Data to examine -
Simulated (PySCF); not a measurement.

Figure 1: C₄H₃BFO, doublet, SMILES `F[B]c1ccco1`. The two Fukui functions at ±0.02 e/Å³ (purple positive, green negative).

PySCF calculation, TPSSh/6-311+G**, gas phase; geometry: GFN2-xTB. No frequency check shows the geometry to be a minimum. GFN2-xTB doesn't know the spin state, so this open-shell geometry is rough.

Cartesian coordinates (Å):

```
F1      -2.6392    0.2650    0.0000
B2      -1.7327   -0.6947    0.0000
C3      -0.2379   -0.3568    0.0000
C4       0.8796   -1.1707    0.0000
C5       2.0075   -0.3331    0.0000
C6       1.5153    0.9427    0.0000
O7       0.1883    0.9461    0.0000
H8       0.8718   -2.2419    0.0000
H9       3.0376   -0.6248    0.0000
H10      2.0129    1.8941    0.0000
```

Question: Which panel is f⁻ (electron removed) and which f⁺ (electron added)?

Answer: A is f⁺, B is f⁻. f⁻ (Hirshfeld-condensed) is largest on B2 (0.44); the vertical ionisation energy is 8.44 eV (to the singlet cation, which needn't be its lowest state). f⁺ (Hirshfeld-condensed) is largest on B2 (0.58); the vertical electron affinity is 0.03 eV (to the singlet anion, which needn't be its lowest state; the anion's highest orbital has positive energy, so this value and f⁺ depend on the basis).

Task item -
What you give back must match the material exactly, beginning with its first line and ending with the line holding "Question: Which panel".

Task response -
Simulated (PySCF); not a measurement.

Figure 1: C₄H₃BFO, doublet, SMILES `F[B]c1ccco1`. The two Fukui functions at ±0.02 e/Å³ (purple positive, green negative).

PySCF calculation, TPSSh/6-311+G**, gas phase; geometry: GFN2-xTB. No frequency check shows the geometry to be a minimum. GFN2-xTB doesn't know the spin state, so this open-shell geometry is rough.

Cartesian coordinates (Å):

```
F1      -2.6392    0.2650    0.0000
B2      -1.7327   -0.6947    0.0000
C3      -0.2379   -0.3568    0.0000
C4       0.8796   -1.1707    0.0000
C5       2.0075   -0.3331    0.0000
C6       1.5153    0.9427    0.0000
O7       0.1883    0.9461    0.0000
H8       0.8718   -2.2419    0.0000
H9       3.0376   -0.6248    0.0000
H10      2.0129    1.8941    0.0000
```

Question: Which panel is f⁻ (electron removed) and which f⁺ (electron added)?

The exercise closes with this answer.